> **EXERCISE**:
Extract precisely the lines of the entries below, from the first line through the line containing "A: From A (−208.6".

> **THE DATA**:
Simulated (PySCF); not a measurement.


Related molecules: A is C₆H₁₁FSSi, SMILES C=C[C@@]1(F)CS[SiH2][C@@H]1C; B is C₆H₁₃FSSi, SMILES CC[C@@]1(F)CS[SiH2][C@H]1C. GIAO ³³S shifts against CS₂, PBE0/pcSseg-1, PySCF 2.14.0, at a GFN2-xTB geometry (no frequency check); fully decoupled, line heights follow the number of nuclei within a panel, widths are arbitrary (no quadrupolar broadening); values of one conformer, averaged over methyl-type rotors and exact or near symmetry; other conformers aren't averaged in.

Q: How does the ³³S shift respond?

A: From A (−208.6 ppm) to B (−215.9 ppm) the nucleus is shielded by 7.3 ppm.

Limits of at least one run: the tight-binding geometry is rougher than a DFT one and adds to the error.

> **EXERCISE OUTPUT**:
Simulated (PySCF); not a measurement.


Related molecules: A is C₆H₁₁FSSi, SMILES C=C[C@@]1(F)CS[SiH2][C@@H]1C; B is C₆H₁₃FSSi, SMILES CC[C@@]1(F)CS[SiH2][C@H]1C. GIAO ³³S shifts against CS₂, PBE0/pcSseg-1, PySCF 2.14.0, at a GFN2-xTB geometry (no frequency check); fully decoupled, line heights follow the number of nuclei within a panel, widths are arbitrary (no quadrupolar broadening); values of one conformer, averaged over methyl-type rotors and exact or near symmetry; other conformers aren't averaged in.

Q: How does the ³³S shift respond?

A: From A (−208.6 ppm) to B (−215.9 ppm) the nucleus is shielded by 7.3 ppm.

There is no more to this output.